• **Required action**
Extract the lines from the first line of the records below through the line containing "E(triplet, charge +1)", inclusive, and reproduce them exactly as written.

[Dataset — start]
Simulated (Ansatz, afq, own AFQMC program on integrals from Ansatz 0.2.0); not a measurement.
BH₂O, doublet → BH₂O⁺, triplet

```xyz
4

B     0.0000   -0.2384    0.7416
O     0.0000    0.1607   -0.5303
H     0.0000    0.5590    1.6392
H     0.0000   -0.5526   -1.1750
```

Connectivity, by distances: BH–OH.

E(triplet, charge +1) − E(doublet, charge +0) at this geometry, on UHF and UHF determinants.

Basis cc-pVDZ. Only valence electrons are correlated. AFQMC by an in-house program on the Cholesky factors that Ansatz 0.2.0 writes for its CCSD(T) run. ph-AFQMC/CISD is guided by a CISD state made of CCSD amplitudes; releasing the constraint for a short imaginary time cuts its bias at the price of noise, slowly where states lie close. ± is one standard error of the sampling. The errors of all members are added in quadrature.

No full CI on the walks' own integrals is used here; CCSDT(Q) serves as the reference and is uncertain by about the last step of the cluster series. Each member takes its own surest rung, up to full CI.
[Dataset — finish]

• **Task answer**
Simulated (Ansatz, afq, own AFQMC program on integrals from Ansatz 0.2.0); not a measurement.
BH₂O, doublet → BH₂O⁺, triplet

```xyz
4

B     0.0000   -0.2384    0.7416
O     0.0000    0.1607   -0.5303
H     0.0000    0.5590    1.6392
H     0.0000   -0.5526   -1.1750
```

Connectivity, by distances: BH–OH.

E(triplet, charge +1) − E(doublet, charge +0) at this geometry, on UHF and UHF determinants.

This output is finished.